________

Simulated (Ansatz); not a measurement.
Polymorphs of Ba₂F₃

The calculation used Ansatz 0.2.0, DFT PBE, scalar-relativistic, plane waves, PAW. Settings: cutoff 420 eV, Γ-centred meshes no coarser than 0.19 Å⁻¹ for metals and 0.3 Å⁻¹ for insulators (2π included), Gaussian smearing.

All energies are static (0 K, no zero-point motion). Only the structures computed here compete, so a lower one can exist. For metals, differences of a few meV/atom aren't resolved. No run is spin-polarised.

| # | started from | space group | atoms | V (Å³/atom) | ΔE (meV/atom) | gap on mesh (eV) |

________

■ **WORK INSTRUCTION**
Return the listing in full, exactly.

■ **WRITTEN REPLY**
Simulated (Ansatz); not a measurement.
Polymorphs of Ba₂F₃

The calculation used Ansatz 0.2.0, DFT PBE, scalar-relativistic, plane waves, PAW. Settings: cutoff 420 eV, Γ-centred meshes no coarser than 0.19 Å⁻¹ for metals and 0.3 Å⁻¹ for insulators (2π included), Gaussian smearing.

All energies are static (0 K, no zero-point motion). Only the structures computed here compete, so a lower one can exist. For metals, differences of a few meV/atom aren't resolved. No run is spin-polarised.

| # | started from | space group | atoms | V (Å³/atom) | ΔE (meV/atom) | gap on mesh (eV) |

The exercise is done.